Provided material:
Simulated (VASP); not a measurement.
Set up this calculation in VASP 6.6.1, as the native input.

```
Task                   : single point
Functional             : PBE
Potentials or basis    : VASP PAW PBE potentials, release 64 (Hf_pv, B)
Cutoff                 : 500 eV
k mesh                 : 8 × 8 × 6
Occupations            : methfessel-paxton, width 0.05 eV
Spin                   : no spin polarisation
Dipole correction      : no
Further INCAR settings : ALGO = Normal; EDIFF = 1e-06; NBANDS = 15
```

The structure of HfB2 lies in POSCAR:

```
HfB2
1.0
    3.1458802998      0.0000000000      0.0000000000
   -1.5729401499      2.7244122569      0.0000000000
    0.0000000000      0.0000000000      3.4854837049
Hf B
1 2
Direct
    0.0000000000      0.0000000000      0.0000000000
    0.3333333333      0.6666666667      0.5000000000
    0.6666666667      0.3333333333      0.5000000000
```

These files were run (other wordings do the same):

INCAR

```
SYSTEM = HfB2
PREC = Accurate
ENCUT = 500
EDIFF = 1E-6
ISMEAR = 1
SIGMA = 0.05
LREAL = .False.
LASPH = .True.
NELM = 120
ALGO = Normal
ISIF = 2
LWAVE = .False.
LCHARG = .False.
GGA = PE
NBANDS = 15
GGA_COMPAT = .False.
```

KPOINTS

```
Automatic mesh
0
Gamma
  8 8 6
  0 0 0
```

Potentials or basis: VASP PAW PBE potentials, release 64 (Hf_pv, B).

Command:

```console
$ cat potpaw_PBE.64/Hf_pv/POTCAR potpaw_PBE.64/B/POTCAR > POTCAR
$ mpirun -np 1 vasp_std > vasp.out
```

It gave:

Requirement: Line by line, retype the entire listing exactly.

Written answer:
Simulated (VASP); not a measurement.
Set up this calculation in VASP 6.6.1, as the native input.

```
Task                   : single point
Functional             : PBE
Potentials or basis    : VASP PAW PBE potentials, release 64 (Hf_pv, B)
Cutoff                 : 500 eV
k mesh                 : 8 × 8 × 6
Occupations            : methfessel-paxton, width 0.05 eV
Spin                   : no spin polarisation
Dipole correction      : no
Further INCAR settings : ALGO = Normal; EDIFF = 1e-06; NBANDS = 15
```

The structure of HfB2 lies in POSCAR:

```
HfB2
1.0
    3.1458802998      0.0000000000      0.0000000000
   -1.5729401499      2.7244122569      0.0000000000
    0.0000000000      0.0000000000      3.4854837049
Hf B
1 2
Direct
    0.0000000000      0.0000000000      0.0000000000
    0.3333333333      0.6666666667      0.5000000000
    0.6666666667      0.3333333333      0.5000000000
```

These files were run (other wordings do the same):

INCAR

```
SYSTEM = HfB2
PREC = Accurate
ENCUT = 500
EDIFF = 1E-6
ISMEAR = 1
SIGMA = 0.05
LREAL = .False.
LASPH = .True.
NELM = 120
ALGO = Normal
ISIF = 2
LWAVE = .False.
LCHARG = .False.
GGA = PE
NBANDS = 15
GGA_COMPAT = .False.
```

KPOINTS

```
Automatic mesh
0
Gamma
  8 8 6
  0 0 0
```

Potentials or basis: VASP PAW PBE potentials, release 64 (Hf_pv, B).

Command:

```console
$ cat potpaw_PBE.64/Hf_pv/POTCAR potpaw_PBE.64/B/POTCAR > POTCAR
$ mpirun -np 1 vasp_std > vasp.out
```

It gave:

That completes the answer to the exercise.